------------------------------------
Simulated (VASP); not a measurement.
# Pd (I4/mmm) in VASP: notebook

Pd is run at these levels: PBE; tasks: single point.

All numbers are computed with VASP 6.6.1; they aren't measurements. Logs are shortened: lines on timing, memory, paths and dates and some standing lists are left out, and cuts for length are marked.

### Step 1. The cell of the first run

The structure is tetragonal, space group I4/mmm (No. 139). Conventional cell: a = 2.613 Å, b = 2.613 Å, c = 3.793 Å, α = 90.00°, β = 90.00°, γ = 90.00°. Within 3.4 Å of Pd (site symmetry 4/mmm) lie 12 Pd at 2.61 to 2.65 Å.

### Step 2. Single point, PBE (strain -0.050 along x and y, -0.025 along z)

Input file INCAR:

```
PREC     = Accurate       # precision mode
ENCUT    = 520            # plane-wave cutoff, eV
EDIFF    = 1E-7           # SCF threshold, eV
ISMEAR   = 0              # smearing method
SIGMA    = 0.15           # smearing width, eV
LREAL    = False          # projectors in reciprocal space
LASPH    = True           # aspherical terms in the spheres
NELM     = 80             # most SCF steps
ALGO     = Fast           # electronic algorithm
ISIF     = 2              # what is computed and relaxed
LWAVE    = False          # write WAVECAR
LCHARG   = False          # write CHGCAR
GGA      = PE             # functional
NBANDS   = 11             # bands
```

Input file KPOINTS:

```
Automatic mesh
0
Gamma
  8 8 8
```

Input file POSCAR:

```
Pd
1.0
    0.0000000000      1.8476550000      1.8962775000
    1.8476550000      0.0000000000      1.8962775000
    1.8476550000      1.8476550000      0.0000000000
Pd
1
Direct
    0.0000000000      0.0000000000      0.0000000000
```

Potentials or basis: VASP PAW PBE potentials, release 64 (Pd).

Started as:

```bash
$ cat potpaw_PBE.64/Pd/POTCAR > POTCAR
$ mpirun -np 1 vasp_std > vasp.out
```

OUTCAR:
------------------------------------

Brief — What do the lines of the material read, from the first through the line with "The structure is"? Transcribe them exactly and stop there.

Task response —
Simulated (VASP); not a measurement.
# Pd (I4/mmm) in VASP: notebook

Pd is run at these levels: PBE; tasks: single point.

All numbers are computed with VASP 6.6.1; they aren't measurements. Logs are shortened: lines on timing, memory, paths and dates and some standing lists are left out, and cuts for length are marked.

### Step 1. The cell of the first run

The structure is tetragonal, space group I4/mmm (No. 139). Conventional cell: a = 2.613 Å, b = 2.613 Å, c = 3.793 Å, α = 90.00°, β = 90.00°, γ = 90.00°. Within 3.4 Å of Pd (site symmetry 4/mmm) lie 12 Pd at 2.61 to 2.65 Å.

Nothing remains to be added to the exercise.